Work request » Please repeat, from the entries that follow, the lines from the one containing "Other magnetic orders" through the one containing "Methods: DFT, PBE, all-electron" exactly, adding nothing.

Supplied data »
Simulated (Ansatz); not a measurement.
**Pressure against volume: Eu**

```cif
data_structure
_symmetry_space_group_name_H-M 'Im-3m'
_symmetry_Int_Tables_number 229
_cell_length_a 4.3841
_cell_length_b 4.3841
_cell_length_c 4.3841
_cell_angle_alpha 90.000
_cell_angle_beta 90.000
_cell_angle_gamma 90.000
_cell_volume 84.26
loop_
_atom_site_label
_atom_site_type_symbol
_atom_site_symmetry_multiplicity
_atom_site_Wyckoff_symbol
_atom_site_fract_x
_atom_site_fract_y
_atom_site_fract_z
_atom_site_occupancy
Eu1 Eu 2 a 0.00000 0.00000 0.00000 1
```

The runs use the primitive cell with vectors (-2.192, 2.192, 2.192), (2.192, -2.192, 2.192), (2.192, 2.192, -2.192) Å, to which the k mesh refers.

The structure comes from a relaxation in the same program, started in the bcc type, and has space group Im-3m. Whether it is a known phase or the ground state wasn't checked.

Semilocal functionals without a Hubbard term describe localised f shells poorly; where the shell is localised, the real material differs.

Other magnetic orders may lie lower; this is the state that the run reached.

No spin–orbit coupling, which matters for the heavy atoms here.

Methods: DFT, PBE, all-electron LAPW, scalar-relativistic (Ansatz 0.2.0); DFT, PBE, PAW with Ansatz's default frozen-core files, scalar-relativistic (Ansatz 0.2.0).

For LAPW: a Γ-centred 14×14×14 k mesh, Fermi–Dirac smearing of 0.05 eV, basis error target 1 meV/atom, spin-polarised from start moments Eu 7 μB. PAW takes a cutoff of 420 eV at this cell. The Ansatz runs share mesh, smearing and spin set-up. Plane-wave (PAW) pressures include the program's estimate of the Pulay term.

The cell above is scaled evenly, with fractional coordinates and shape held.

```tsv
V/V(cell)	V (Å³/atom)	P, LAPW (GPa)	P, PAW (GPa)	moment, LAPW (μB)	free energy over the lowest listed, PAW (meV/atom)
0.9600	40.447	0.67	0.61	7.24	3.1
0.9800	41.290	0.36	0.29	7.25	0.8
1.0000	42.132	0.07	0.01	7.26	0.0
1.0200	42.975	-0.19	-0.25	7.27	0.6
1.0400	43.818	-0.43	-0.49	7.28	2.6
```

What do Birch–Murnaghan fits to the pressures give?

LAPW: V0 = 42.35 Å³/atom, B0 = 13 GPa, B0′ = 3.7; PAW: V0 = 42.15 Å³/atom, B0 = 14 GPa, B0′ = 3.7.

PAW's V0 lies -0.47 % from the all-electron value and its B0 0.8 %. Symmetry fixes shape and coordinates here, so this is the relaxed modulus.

Written solution »
Other magnetic orders may lie lower; this is the state that the run reached.

No spin–orbit coupling, which matters for the heavy atoms here.

Methods: DFT, PBE, all-electron LAPW, scalar-relativistic (Ansatz 0.2.0); DFT, PBE, PAW with Ansatz's default frozen-core files, scalar-relativistic (Ansatz 0.2.0).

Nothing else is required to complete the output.